[Start of section]
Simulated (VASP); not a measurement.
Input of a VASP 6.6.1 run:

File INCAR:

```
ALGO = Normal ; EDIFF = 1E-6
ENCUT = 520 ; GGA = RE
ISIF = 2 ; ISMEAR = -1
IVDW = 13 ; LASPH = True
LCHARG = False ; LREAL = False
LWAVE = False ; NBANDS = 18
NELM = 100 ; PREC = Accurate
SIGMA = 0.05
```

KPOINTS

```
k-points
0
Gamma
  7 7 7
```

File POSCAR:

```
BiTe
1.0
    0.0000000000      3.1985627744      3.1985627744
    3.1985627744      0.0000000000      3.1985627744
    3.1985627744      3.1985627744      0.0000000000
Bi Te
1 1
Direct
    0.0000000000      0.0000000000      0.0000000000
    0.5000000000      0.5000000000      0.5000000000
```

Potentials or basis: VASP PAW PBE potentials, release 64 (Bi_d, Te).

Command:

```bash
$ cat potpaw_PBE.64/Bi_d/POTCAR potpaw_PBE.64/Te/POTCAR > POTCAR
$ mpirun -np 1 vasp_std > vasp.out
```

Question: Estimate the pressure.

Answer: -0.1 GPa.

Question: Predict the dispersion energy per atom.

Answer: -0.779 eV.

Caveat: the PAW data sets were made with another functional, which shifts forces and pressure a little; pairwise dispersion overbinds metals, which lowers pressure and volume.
[End of section]

→ **WORK REQUEST**: The full listing above needs to be retyped exactly.

→ **RESPONSE BOX**:
Simulated (VASP); not a measurement.
Input of a VASP 6.6.1 run:

File INCAR:

```
ALGO = Normal ; EDIFF = 1E-6
ENCUT = 520 ; GGA = RE
ISIF = 2 ; ISMEAR = -1
IVDW = 13 ; LASPH = True
LCHARG = False ; LREAL = False
LWAVE = False ; NBANDS = 18
NELM = 100 ; PREC = Accurate
SIGMA = 0.05
```

KPOINTS

```
k-points
0
Gamma
  7 7 7
```

File POSCAR:

```
BiTe
1.0
    0.0000000000      3.1985627744      3.1985627744
    3.1985627744      0.0000000000      3.1985627744
    3.1985627744      3.1985627744      0.0000000000
Bi Te
1 1
Direct
    0.0000000000      0.0000000000      0.0000000000
    0.5000000000      0.5000000000      0.5000000000
```

Potentials or basis: VASP PAW PBE potentials, release 64 (Bi_d, Te).

Command:

```bash
$ cat potpaw_PBE.64/Bi_d/POTCAR potpaw_PBE.64/Te/POTCAR > POTCAR
$ mpirun -np 1 vasp_std > vasp.out
```

Question: Estimate the pressure.

Answer: -0.1 GPa.

Question: Predict the dispersion energy per atom.

Answer: -0.779 eV.

Caveat: the PAW data sets were made with another functional, which shifts forces and pressure a little; pairwise dispersion overbinds metals, which lowers pressure and volume.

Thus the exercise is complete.